#### WORK ORDER
Would you repeat every line of the material exactly?

· · · · · · ·
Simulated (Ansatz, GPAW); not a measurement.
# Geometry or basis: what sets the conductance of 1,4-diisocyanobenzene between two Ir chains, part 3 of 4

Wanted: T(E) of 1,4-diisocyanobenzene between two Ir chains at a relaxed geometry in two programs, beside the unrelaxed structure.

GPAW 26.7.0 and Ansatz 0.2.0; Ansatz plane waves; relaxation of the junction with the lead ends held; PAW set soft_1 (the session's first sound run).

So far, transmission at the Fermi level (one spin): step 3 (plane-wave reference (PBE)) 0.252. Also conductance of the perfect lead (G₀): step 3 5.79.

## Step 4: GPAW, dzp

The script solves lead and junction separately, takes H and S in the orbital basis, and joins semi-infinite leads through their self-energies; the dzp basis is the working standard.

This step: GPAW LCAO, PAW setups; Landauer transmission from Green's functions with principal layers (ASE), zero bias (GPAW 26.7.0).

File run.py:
· · · · · · ·

#### TASK ANSWER
Simulated (Ansatz, GPAW); not a measurement.
# Geometry or basis: what sets the conductance of 1,4-diisocyanobenzene between two Ir chains, part 3 of 4

Wanted: T(E) of 1,4-diisocyanobenzene between two Ir chains at a relaxed geometry in two programs, beside the unrelaxed structure.

GPAW 26.7.0 and Ansatz 0.2.0; Ansatz plane waves; relaxation of the junction with the lead ends held; PAW set soft_1 (the session's first sound run).

So far, transmission at the Fermi level (one spin): step 3 (plane-wave reference (PBE)) 0.252. Also conductance of the perfect lead (G₀): step 3 5.79.

## Step 4: GPAW, dzp

The script solves lead and junction separately, takes H and S in the orbital basis, and joins semi-infinite leads through their self-energies; the dzp basis is the working standard.

This step: GPAW LCAO, PAW setups; Landauer transmission from Green's functions with principal layers (ASE), zero bias (GPAW 26.7.0).

File run.py:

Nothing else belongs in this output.